- - - - -

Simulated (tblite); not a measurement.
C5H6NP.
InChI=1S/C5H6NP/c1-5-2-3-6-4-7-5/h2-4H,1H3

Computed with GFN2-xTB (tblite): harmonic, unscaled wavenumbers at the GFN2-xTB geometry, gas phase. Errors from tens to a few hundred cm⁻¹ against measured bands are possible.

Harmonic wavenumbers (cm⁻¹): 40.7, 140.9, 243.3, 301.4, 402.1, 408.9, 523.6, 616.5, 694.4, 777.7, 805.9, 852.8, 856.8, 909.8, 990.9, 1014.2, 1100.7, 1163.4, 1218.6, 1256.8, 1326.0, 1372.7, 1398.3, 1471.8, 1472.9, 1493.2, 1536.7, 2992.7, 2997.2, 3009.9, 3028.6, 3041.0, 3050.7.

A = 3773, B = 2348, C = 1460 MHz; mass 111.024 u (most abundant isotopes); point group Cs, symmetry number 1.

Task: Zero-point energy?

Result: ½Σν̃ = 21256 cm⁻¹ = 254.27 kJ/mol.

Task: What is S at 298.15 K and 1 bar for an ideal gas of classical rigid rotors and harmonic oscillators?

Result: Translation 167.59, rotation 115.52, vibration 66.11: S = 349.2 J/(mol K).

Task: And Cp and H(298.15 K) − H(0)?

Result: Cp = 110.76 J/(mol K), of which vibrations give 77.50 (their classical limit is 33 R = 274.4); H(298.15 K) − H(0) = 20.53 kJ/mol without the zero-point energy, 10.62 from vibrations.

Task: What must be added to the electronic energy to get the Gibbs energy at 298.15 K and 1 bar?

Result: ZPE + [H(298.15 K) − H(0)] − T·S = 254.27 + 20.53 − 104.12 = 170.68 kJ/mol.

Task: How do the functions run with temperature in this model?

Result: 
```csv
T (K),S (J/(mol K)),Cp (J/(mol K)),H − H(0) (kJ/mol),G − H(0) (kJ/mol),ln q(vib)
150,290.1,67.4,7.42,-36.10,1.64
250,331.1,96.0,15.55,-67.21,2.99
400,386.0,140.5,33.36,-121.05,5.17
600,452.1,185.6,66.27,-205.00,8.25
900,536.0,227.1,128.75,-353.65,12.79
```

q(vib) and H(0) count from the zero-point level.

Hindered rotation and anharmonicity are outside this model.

- - - - -

▸ **Work instruction**:
Can you repeat, word for word, every line above from the one containing "Task: What must" down to the one containing "q(vib) and H(0)", including both?

▸ **Answer section**:
Task: What must be added to the electronic energy to get the Gibbs energy at 298.15 K and 1 bar?

Result: ZPE + [H(298.15 K) − H(0)] − T·S = 254.27 + 20.53 − 104.12 = 170.68 kJ/mol.

Task: How do the functions run with temperature in this model?

Result: 
```csv
T (K),S (J/(mol K)),Cp (J/(mol K)),H − H(0) (kJ/mol),G − H(0) (kJ/mol),ln q(vib)
150,290.1,67.4,7.42,-36.10,1.64
250,331.1,96.0,15.55,-67.21,2.99
400,386.0,140.5,33.36,-121.05,5.17
600,452.1,185.6,66.27,-205.00,8.25
900,536.0,227.1,128.75,-353.65,12.79
```

q(vib) and H(0) count from the zero-point level.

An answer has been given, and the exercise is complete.